* [Work order]:
Please set down the records exactly, keeping every line.

━━ Material supplied
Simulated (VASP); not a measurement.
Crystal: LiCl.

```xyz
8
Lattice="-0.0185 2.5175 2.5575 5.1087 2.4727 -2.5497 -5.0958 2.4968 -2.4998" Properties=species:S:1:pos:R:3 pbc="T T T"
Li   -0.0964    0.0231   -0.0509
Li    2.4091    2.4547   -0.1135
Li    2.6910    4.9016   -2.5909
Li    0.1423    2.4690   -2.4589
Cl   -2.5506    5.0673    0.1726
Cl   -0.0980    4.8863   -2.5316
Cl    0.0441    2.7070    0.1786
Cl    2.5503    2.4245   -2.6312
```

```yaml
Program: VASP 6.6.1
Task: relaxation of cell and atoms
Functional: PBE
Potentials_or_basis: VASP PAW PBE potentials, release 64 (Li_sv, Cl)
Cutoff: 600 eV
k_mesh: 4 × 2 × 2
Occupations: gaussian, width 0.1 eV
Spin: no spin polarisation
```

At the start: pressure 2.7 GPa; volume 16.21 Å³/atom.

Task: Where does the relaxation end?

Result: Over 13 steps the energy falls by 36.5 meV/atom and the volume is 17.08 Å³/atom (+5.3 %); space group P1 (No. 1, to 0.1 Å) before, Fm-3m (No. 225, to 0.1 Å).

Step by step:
━━━━

* [Your solution]:
Simulated (VASP); not a measurement.
Crystal: LiCl.

```xyz
8
Lattice="-0.0185 2.5175 2.5575 5.1087 2.4727 -2.5497 -5.0958 2.4968 -2.4998" Properties=species:S:1:pos:R:3 pbc="T T T"
Li   -0.0964    0.0231   -0.0509
Li    2.4091    2.4547   -0.1135
Li    2.6910    4.9016   -2.5909
Li    0.1423    2.4690   -2.4589
Cl   -2.5506    5.0673    0.1726
Cl   -0.0980    4.8863   -2.5316
Cl    0.0441    2.7070    0.1786
Cl    2.5503    2.4245   -2.6312
```

```yaml
Program: VASP 6.6.1
Task: relaxation of cell and atoms
Functional: PBE
Potentials_or_basis: VASP PAW PBE potentials, release 64 (Li_sv, Cl)
Cutoff: 600 eV
k_mesh: 4 × 2 × 2
Occupations: gaussian, width 0.1 eV
Spin: no spin polarisation
```

At the start: pressure 2.7 GPa; volume 16.21 Å³/atom.

Task: Where does the relaxation end?

Result: Over 13 steps the energy falls by 36.5 meV/atom and the volume is 17.08 Å³/atom (+5.3 %); space group P1 (No. 1, to 0.1 Å) before, Fm-3m (No. 225, to 0.1 Å).

Step by step:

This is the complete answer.